═══
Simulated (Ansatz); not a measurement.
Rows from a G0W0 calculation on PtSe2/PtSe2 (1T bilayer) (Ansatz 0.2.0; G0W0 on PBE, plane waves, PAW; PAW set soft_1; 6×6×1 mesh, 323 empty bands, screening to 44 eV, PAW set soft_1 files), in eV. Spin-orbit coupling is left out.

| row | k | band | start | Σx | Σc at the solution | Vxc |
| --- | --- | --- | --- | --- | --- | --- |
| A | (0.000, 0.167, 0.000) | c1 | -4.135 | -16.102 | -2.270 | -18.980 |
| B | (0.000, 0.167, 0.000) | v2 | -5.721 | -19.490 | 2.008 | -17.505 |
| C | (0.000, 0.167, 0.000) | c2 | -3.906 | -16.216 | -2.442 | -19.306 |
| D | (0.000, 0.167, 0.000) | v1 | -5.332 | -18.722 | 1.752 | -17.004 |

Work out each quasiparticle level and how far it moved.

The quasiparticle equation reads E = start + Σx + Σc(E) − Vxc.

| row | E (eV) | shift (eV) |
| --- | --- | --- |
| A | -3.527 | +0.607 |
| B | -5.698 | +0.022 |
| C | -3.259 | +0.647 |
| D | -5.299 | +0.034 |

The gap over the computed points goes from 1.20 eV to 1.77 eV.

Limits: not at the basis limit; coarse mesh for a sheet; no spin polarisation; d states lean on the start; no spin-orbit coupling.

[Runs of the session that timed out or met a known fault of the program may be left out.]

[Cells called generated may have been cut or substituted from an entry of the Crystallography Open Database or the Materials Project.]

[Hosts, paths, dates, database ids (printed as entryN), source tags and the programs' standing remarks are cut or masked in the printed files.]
═══

WORK TASK >> Retype exactly the span of lines from the one with "1.752 | -17.004 |" through the one with "[Runs of the"; include both ends and omit the rest of the material.

YOUR SOLUTION >>
| D | (0.000, 0.167, 0.000) | v1 | -5.332 | -18.722 | 1.752 | -17.004 |

Work out each quasiparticle level and how far it moved.

The quasiparticle equation reads E = start + Σx + Σc(E) − Vxc.

| row | E (eV) | shift (eV) |
| --- | --- | --- |
| A | -3.527 | +0.607 |
| B | -5.698 | +0.022 |
| C | -3.259 | +0.647 |
| D | -5.299 | +0.034 |

The gap over the computed points goes from 1.20 eV to 1.77 eV.

Limits: not at the basis limit; coarse mesh for a sheet; no spin polarisation; d states lean on the start; no spin-orbit coupling.

[Runs of the session that timed out or met a known fault of the program may be left out.]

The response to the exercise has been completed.